→ **Assigned task**
What you give must be exactly the lines of the material from the first through the line that contains "Caveats: a distance", inclusive, and no others.

→ **Data shown**
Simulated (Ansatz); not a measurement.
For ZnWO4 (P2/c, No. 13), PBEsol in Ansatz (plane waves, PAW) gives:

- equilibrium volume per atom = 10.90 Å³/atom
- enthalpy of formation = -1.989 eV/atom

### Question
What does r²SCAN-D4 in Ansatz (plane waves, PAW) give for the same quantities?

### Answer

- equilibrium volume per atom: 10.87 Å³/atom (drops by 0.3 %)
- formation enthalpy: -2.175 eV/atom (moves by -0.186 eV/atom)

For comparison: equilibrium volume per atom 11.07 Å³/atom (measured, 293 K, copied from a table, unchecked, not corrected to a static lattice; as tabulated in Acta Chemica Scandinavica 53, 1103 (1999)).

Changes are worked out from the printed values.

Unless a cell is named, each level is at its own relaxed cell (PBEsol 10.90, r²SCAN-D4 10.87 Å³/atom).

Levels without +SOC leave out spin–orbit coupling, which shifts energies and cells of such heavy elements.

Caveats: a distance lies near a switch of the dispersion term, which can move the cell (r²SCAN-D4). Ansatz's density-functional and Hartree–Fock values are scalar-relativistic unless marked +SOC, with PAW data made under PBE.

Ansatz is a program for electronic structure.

→ **Answer area**
Simulated (Ansatz); not a measurement.
For ZnWO4 (P2/c, No. 13), PBEsol in Ansatz (plane waves, PAW) gives:

- equilibrium volume per atom = 10.90 Å³/atom
- enthalpy of formation = -1.989 eV/atom

### Question
What does r²SCAN-D4 in Ansatz (plane waves, PAW) give for the same quantities?

### Answer

- equilibrium volume per atom: 10.87 Å³/atom (drops by 0.3 %)
- formation enthalpy: -2.175 eV/atom (moves by -0.186 eV/atom)

For comparison: equilibrium volume per atom 11.07 Å³/atom (measured, 293 K, copied from a table, unchecked, not corrected to a static lattice; as tabulated in Acta Chemica Scandinavica 53, 1103 (1999)).

Changes are worked out from the printed values.

Unless a cell is named, each level is at its own relaxed cell (PBEsol 10.90, r²SCAN-D4 10.87 Å³/atom).

Levels without +SOC leave out spin–orbit coupling, which shifts energies and cells of such heavy elements.

Caveats: a distance lies near a switch of the dispersion term, which can move the cell (r²SCAN-D4). Ansatz's density-functional and Hartree–Fock values are scalar-relativistic unless marked +SOC, with PAW data made under PBE.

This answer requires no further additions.